Requirement: Your answer should be an exact copy of the lines from the start of the entries to the line containing "All of these", both included.

Excerpted data:
──────────

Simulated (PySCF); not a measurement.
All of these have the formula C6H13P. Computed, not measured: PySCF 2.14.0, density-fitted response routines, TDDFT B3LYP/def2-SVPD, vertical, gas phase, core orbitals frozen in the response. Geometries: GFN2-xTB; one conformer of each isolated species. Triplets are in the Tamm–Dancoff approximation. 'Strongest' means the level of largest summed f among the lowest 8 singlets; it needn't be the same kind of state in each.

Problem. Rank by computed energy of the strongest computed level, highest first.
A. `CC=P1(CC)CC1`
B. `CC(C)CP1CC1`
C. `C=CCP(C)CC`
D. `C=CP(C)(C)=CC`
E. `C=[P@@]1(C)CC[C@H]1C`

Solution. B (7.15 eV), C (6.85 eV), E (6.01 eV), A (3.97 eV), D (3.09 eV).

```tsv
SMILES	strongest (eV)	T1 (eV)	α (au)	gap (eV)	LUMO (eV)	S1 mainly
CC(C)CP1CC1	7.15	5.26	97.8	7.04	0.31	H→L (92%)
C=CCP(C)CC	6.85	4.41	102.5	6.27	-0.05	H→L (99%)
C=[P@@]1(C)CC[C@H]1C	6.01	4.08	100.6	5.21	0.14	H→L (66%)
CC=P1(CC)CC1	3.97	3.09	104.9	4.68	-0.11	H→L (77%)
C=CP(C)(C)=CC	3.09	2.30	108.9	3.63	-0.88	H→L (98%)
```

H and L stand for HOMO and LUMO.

──────────

Result:
Simulated (PySCF); not a measurement.
All of these have the formula C6H13P. Computed, not measured: PySCF 2.14.0, density-fitted response routines, TDDFT B3LYP/def2-SVPD, vertical, gas phase, core orbitals frozen in the response. Geometries: GFN2-xTB; one conformer of each isolated species. Triplets are in the Tamm–Dancoff approximation. 'Strongest' means the level of largest summed f among the lowest 8 singlets; it needn't be the same kind of state in each.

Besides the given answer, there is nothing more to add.